- **Requirement**
The data should be restated word for word, in full.

- **Data to examine**
::::::::
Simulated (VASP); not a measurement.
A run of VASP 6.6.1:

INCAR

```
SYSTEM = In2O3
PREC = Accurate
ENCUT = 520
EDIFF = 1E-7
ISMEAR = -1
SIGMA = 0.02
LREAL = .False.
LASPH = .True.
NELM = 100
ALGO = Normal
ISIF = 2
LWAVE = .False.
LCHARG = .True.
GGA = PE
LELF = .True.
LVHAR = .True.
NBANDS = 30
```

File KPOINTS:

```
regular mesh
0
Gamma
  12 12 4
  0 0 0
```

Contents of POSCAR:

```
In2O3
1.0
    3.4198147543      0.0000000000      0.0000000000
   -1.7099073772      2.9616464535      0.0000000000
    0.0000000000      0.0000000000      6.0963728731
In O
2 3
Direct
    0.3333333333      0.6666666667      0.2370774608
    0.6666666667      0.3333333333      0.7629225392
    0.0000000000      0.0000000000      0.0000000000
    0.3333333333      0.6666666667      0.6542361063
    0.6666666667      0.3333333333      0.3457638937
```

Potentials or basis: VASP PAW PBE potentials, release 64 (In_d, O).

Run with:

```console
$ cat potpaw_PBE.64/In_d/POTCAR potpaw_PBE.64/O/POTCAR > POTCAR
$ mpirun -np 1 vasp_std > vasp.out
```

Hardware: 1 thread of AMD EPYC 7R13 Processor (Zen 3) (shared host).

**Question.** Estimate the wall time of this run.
::::::::

- **Exercise answer**
Simulated (VASP); not a measurement.
A run of VASP 6.6.1:

INCAR

```
SYSTEM = In2O3
PREC = Accurate
ENCUT = 520
EDIFF = 1E-7
ISMEAR = -1
SIGMA = 0.02
LREAL = .False.
LASPH = .True.
NELM = 100
ALGO = Normal
ISIF = 2
LWAVE = .False.
LCHARG = .True.
GGA = PE
LELF = .True.
LVHAR = .True.
NBANDS = 30
```

File KPOINTS:

```
regular mesh
0
Gamma
  12 12 4
  0 0 0
```

Contents of POSCAR:

```
In2O3
1.0
    3.4198147543      0.0000000000      0.0000000000
   -1.7099073772      2.9616464535      0.0000000000
    0.0000000000      0.0000000000      6.0963728731
In O
2 3
Direct
    0.3333333333      0.6666666667      0.2370774608
    0.6666666667      0.3333333333      0.7629225392
    0.0000000000      0.0000000000      0.0000000000
    0.3333333333      0.6666666667      0.6542361063
    0.6666666667      0.3333333333      0.3457638937
```

Potentials or basis: VASP PAW PBE potentials, release 64 (In_d, O).

Run with:

```console
$ cat potpaw_PBE.64/In_d/POTCAR potpaw_PBE.64/O/POTCAR > POTCAR
$ mpirun -np 1 vasp_std > vasp.out
```

Hardware: 1 thread of AMD EPYC 7R13 Processor (Zen 3) (shared host).

**Question.** Estimate the wall time of this run.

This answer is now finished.